Reproduce every entry exactly as given.

Entries shown: Begin

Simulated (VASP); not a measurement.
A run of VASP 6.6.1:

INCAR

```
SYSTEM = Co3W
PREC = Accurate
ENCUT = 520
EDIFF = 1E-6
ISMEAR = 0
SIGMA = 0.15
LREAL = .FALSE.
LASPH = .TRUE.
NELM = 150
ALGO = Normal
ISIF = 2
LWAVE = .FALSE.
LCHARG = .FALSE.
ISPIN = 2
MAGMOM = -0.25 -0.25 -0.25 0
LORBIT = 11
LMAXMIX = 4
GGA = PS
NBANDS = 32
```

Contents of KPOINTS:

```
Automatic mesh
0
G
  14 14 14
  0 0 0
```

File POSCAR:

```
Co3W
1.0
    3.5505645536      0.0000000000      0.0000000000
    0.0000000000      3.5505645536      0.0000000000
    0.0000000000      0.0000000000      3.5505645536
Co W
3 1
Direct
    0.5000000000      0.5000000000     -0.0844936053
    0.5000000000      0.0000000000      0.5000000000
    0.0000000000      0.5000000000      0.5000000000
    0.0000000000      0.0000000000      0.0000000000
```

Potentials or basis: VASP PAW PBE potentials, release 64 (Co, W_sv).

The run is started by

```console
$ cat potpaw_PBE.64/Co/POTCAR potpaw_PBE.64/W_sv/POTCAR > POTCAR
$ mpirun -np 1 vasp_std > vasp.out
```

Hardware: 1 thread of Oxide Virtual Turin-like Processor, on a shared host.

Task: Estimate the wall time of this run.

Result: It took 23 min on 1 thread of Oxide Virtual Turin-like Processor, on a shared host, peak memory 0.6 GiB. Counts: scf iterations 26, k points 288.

Entries shown: End

* Exercise output:
Simulated (VASP); not a measurement.
A run of VASP 6.6.1:

INCAR

```
SYSTEM = Co3W
PREC = Accurate
ENCUT = 520
EDIFF = 1E-6
ISMEAR = 0
SIGMA = 0.15
LREAL = .FALSE.
LASPH = .TRUE.
NELM = 150
ALGO = Normal
ISIF = 2
LWAVE = .FALSE.
LCHARG = .FALSE.
ISPIN = 2
MAGMOM = -0.25 -0.25 -0.25 0
LORBIT = 11
LMAXMIX = 4
GGA = PS
NBANDS = 32
```

Contents of KPOINTS:

```
Automatic mesh
0
G
  14 14 14
  0 0 0
```

File POSCAR:

```
Co3W
1.0
    3.5505645536      0.0000000000      0.0000000000
    0.0000000000      3.5505645536      0.0000000000
    0.0000000000      0.0000000000      3.5505645536
Co W
3 1
Direct
    0.5000000000      0.5000000000     -0.0844936053
    0.5000000000      0.0000000000      0.5000000000
    0.0000000000      0.5000000000      0.5000000000
    0.0000000000      0.0000000000      0.0000000000
```

Potentials or basis: VASP PAW PBE potentials, release 64 (Co, W_sv).

The run is started by

```console
$ cat potpaw_PBE.64/Co/POTCAR potpaw_PBE.64/W_sv/POTCAR > POTCAR
$ mpirun -np 1 vasp_std > vasp.out
```

Hardware: 1 thread of Oxide Virtual Turin-like Processor, on a shared host.

Task: Estimate the wall time of this run.

Result: It took 23 min on 1 thread of Oxide Virtual Turin-like Processor, on a shared host, peak memory 0.6 GiB. Counts: scf iterations 26, k points 288.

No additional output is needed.